################

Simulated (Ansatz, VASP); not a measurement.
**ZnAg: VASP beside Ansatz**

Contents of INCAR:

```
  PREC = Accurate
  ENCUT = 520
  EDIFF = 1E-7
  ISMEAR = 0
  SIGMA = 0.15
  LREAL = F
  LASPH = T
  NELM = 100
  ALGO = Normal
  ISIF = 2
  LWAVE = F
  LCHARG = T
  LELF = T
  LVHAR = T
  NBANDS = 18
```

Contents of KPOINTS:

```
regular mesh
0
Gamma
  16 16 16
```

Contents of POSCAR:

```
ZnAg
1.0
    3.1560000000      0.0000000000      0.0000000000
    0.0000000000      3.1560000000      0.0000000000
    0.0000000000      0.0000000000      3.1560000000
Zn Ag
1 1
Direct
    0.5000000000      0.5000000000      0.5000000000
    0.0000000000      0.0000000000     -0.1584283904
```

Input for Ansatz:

################

WORK REQUEST. Return the material in its entirety, word for word.

TASK RESPONSE.
Simulated (Ansatz, VASP); not a measurement.
**ZnAg: VASP beside Ansatz**

Contents of INCAR:

```
  PREC = Accurate
  ENCUT = 520
  EDIFF = 1E-7
  ISMEAR = 0
  SIGMA = 0.15
  LREAL = F
  LASPH = T
  NELM = 100
  ALGO = Normal
  ISIF = 2
  LWAVE = F
  LCHARG = T
  LELF = T
  LVHAR = T
  NBANDS = 18
```

Contents of KPOINTS:

```
regular mesh
0
Gamma
  16 16 16
```

Contents of POSCAR:

```
ZnAg
1.0
    3.1560000000      0.0000000000      0.0000000000
    0.0000000000      3.1560000000      0.0000000000
    0.0000000000      0.0000000000      3.1560000000
Zn Ag
1 1
Direct
    0.5000000000      0.5000000000      0.5000000000
    0.0000000000      0.0000000000     -0.1584283904
```

Input for Ansatz:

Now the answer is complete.